Work request => Begin at the line below that has "Energy landscape of" and stop after the line that has "The picture shows". Please restate only those lines, word for word.

---- Record set

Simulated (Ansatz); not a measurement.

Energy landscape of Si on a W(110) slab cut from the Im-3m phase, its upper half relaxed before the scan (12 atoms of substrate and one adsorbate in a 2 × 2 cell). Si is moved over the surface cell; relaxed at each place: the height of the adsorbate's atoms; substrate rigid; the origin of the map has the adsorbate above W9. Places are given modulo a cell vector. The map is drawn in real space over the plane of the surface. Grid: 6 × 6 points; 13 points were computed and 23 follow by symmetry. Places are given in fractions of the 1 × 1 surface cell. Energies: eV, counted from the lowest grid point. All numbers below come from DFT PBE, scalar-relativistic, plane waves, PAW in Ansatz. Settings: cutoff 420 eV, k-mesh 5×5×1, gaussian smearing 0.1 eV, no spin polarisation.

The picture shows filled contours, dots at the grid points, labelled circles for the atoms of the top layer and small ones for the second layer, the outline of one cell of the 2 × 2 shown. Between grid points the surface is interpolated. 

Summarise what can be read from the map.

--------

Answer space =>
Energy landscape of Si on a W(110) slab cut from the Im-3m phase, its upper half relaxed before the scan (12 atoms of substrate and one adsorbate in a 2 × 2 cell). Si is moved over the surface cell; relaxed at each place: the height of the adsorbate's atoms; substrate rigid; the origin of the map has the adsorbate above W9. Places are given modulo a cell vector. The map is drawn in real space over the plane of the surface. Grid: 6 × 6 points; 13 points were computed and 23 follow by symmetry. Places are given in fractions of the 1 × 1 surface cell. Energies: eV, counted from the lowest grid point. All numbers below come from DFT PBE, scalar-relativistic, plane waves, PAW in Ansatz. Settings: cutoff 420 eV, k-mesh 5×5×1, gaussian smearing 0.1 eV, no spin polarisation.

The picture shows filled contours, dots at the grid points, labelled circles for the atoms of the top layer and small ones for the second layer, the outline of one cell of the 2 × 2 shown. Between grid points the surface is interpolated. 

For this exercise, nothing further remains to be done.